**DATA EXTRACT**
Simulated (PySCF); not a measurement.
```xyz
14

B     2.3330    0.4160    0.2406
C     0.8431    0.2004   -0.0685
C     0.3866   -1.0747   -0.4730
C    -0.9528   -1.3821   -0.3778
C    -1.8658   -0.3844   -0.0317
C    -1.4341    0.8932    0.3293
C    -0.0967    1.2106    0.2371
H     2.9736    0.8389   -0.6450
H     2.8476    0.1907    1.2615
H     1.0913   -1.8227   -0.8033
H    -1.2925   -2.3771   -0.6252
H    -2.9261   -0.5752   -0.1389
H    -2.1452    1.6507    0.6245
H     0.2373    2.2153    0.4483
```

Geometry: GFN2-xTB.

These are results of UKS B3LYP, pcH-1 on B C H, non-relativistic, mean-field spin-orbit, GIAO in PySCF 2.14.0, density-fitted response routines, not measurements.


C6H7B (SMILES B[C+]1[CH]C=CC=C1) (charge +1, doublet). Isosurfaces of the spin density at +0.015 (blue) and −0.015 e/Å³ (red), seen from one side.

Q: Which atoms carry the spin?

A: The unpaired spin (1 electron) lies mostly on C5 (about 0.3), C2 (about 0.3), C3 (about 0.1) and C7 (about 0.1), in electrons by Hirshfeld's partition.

**WORK TASK**
What is needed is an exact copy of the entries from their first line down to the line with "Q: Which atoms carry the spin?", that line included, and nothing beyond it.

**RESULT**
Simulated (PySCF); not a measurement.
```xyz
14

B     2.3330    0.4160    0.2406
C     0.8431    0.2004   -0.0685
C     0.3866   -1.0747   -0.4730
C    -0.9528   -1.3821   -0.3778
C    -1.8658   -0.3844   -0.0317
C    -1.4341    0.8932    0.3293
C    -0.0967    1.2106    0.2371
H     2.9736    0.8389   -0.6450
H     2.8476    0.1907    1.2615
H     1.0913   -1.8227   -0.8033
H    -1.2925   -2.3771   -0.6252
H    -2.9261   -0.5752   -0.1389
H    -2.1452    1.6507    0.6245
H     0.2373    2.2153    0.4483
```

Geometry: GFN2-xTB.

These are results of UKS B3LYP, pcH-1 on B C H, non-relativistic, mean-field spin-orbit, GIAO in PySCF 2.14.0, density-fitted response routines, not measurements.


C6H7B (SMILES B[C+]1[CH]C=CC=C1) (charge +1, doublet). Isosurfaces of the spin density at +0.015 (blue) and −0.015 e/Å³ (red), seen from one side.

Q: Which atoms carry the spin?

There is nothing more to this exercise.